> [Assigned task] Extract, unchanged, every line from the top of the material below through the line with "At the start: pressure", and no more.

================================

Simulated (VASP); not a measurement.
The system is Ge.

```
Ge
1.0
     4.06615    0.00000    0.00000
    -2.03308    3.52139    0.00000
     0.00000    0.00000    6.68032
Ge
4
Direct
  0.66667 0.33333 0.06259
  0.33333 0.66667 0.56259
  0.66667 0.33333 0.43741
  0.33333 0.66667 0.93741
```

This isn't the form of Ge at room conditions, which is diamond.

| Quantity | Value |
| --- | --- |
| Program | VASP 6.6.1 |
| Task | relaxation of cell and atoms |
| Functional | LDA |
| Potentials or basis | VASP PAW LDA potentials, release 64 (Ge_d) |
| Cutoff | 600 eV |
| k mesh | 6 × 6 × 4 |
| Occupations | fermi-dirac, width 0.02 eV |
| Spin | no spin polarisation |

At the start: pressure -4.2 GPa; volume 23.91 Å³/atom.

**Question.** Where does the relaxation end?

================================

> [Exercise result]
Simulated (VASP); not a measurement.
The system is Ge.

```
Ge
1.0
     4.06615    0.00000    0.00000
    -2.03308    3.52139    0.00000
     0.00000    0.00000    6.68032
Ge
4
Direct
  0.66667 0.33333 0.06259
  0.33333 0.66667 0.56259
  0.66667 0.33333 0.43741
  0.33333 0.66667 0.93741
```

This isn't the form of Ge at room conditions, which is diamond.

| Quantity | Value |
| --- | --- |
| Program | VASP 6.6.1 |
| Task | relaxation of cell and atoms |
| Functional | LDA |
| Potentials or basis | VASP PAW LDA potentials, release 64 (Ge_d) |
| Cutoff | 600 eV |
| k mesh | 6 × 6 × 4 |
| Occupations | fermi-dirac, width 0.02 eV |
| Spin | no spin polarisation |

At the start: pressure -4.2 GPa; volume 23.91 Å³/atom.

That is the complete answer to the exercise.